[Task item]
Each line starting at the one that contains "Write the native" and ending at the one that contains "The input as" must be returned exactly, and the rest of the listing is left out.

[Data listing]
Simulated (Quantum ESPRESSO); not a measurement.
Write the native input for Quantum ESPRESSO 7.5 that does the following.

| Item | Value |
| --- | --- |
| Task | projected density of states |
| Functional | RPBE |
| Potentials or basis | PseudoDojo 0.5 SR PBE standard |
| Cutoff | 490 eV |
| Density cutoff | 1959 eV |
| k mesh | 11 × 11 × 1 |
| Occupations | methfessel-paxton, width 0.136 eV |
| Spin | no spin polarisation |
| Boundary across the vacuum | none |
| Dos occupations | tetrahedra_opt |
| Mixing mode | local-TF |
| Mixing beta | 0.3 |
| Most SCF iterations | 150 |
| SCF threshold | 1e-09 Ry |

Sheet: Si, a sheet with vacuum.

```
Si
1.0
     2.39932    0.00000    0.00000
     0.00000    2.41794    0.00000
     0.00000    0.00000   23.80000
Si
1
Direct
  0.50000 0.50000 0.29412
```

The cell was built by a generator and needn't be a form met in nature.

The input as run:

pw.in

[Written response]
Write the native input for Quantum ESPRESSO 7.5 that does the following.

| Item | Value |
| --- | --- |
| Task | projected density of states |
| Functional | RPBE |
| Potentials or basis | PseudoDojo 0.5 SR PBE standard |
| Cutoff | 490 eV |
| Density cutoff | 1959 eV |
| k mesh | 11 × 11 × 1 |
| Occupations | methfessel-paxton, width 0.136 eV |
| Spin | no spin polarisation |
| Boundary across the vacuum | none |
| Dos occupations | tetrahedra_opt |
| Mixing mode | local-TF |
| Mixing beta | 0.3 |
| Most SCF iterations | 150 |
| SCF threshold | 1e-09 Ry |

Sheet: Si, a sheet with vacuum.

```
Si
1.0
     2.39932    0.00000    0.00000
     0.00000    2.41794    0.00000
     0.00000    0.00000   23.80000
Si
1
Direct
  0.50000 0.50000 0.29412
```

The cell was built by a generator and needn't be a form met in nature.

The input as run:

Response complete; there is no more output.